> **DATA FOR REVIEW**:

####################

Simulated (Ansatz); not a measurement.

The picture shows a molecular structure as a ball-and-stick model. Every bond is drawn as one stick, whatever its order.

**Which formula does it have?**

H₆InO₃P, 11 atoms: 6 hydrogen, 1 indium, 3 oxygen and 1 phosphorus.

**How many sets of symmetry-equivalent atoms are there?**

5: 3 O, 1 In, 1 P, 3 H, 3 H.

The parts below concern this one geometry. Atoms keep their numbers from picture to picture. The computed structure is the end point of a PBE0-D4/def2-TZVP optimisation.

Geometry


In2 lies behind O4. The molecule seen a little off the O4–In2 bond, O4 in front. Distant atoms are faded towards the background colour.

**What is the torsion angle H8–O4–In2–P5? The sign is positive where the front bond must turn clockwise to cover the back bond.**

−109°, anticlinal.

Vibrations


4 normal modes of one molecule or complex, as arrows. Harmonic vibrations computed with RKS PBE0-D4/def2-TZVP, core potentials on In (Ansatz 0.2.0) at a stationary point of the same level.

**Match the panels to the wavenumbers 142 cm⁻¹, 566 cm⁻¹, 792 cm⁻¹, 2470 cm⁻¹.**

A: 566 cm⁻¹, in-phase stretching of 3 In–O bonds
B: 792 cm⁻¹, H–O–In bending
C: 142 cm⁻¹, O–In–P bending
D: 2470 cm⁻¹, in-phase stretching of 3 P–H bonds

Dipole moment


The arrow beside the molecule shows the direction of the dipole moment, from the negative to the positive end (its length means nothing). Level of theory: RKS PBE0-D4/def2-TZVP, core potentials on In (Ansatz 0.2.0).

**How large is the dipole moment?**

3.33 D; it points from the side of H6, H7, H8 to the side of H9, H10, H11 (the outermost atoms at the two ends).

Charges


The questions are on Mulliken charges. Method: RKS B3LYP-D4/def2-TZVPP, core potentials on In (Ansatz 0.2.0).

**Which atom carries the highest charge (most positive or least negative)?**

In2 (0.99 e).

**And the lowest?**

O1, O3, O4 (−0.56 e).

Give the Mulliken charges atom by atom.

####################

> **WORK INSTRUCTION**: In the entries above, find the line holding "In2 (0.99 e)." and the line holding "O1, O3, O4 (−0.56 e)."; print both of them and every line between, exactly, and nothing else.

> **ANSWER SPACE**:
In2 (0.99 e).

**And the lowest?**

O1, O3, O4 (−0.56 e).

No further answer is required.